ACTIVITY:
From the line with "# Judd-Ofelt analysis for Tb3+" to the line with "Calculated at this", retype every line exactly, including those two, and leave out the rest of the data below.

EXTRACTED INFORMATION:
--

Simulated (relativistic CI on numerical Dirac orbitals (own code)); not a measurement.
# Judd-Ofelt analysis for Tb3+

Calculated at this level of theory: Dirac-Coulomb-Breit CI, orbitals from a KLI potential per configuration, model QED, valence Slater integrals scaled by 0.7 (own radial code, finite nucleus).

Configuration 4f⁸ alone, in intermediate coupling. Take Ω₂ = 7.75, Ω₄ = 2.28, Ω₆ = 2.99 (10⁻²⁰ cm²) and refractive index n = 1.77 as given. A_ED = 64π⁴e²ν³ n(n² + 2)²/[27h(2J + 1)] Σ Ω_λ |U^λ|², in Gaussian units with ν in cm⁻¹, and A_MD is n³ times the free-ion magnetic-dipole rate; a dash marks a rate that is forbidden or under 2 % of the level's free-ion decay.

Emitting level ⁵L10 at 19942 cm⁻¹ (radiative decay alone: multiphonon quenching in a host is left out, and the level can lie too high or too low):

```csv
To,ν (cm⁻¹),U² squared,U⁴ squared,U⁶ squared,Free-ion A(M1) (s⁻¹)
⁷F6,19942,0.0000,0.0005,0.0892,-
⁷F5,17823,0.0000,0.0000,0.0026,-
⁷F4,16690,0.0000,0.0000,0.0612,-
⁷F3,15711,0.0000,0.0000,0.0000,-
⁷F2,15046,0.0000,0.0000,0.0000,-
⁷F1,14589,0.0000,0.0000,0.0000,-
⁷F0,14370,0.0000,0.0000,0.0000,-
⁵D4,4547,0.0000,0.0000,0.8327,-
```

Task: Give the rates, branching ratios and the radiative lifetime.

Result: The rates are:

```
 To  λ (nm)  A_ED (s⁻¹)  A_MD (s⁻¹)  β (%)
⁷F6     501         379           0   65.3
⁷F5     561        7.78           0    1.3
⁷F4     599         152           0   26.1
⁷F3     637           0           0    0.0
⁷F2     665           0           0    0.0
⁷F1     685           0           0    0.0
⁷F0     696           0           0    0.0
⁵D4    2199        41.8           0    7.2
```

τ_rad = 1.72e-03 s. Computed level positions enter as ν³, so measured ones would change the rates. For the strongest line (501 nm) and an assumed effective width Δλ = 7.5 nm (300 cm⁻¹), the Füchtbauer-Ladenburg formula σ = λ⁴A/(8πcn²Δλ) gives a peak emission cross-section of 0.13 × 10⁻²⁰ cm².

--

WORKED SOLUTION:
# Judd-Ofelt analysis for Tb3+

Calculated at this level of theory: Dirac-Coulomb-Breit CI, orbitals from a KLI potential per configuration, model QED, valence Slater integrals scaled by 0.7 (own radial code, finite nucleus).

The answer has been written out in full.